Exercise
Copy exactly the lines of the records below, and only those lines, beginning with the line that contains "Its results: band" and ending with the line that contains "C. functional from PBEsol to r2SCAN".

»»
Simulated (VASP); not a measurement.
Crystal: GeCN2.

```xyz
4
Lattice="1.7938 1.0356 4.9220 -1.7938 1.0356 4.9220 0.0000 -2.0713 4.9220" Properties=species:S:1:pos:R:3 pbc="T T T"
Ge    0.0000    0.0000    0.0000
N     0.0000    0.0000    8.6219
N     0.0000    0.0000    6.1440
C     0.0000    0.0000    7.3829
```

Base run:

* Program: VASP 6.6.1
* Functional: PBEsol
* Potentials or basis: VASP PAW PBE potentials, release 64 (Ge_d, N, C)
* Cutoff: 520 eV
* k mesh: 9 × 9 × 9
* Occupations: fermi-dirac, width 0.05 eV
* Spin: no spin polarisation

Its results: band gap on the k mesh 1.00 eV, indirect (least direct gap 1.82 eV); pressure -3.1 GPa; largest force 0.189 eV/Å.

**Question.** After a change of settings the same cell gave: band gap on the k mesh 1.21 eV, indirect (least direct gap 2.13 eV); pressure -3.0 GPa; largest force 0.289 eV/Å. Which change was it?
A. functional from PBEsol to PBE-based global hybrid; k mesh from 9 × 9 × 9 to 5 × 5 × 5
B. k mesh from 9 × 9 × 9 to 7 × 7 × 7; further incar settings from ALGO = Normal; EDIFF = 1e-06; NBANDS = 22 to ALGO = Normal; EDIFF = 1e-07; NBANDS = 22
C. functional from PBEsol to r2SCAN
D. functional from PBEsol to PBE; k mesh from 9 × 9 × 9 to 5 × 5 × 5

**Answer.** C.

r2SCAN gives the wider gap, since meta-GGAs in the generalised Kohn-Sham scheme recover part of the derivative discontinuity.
««

Expected answer
Its results: band gap on the k mesh 1.00 eV, indirect (least direct gap 1.82 eV); pressure -3.1 GPa; largest force 0.189 eV/Å.

**Question.** After a change of settings the same cell gave: band gap on the k mesh 1.21 eV, indirect (least direct gap 2.13 eV); pressure -3.0 GPa; largest force 0.289 eV/Å. Which change was it?
A. functional from PBEsol to PBE-based global hybrid; k mesh from 9 × 9 × 9 to 5 × 5 × 5
B. k mesh from 9 × 9 × 9 to 7 × 7 × 7; further incar settings from ALGO = Normal; EDIFF = 1e-06; NBANDS = 22 to ALGO = Normal; EDIFF = 1e-07; NBANDS = 22
C. functional from PBEsol to r2SCAN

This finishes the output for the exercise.